**GIVEN RECORDS**
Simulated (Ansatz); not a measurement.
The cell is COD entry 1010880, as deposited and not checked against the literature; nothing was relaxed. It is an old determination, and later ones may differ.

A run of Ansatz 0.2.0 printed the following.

**ASSIGNED TASK**
Restate the data word for word. Begin at its first line, end at the line that contains "The cell is", and include both.

**EXERCISE RESULT**
Simulated (Ansatz); not a measurement.
The cell is COD entry 1010880, as deposited and not checked against the literature; nothing was relaxed. It is an old determination, and later ones may differ.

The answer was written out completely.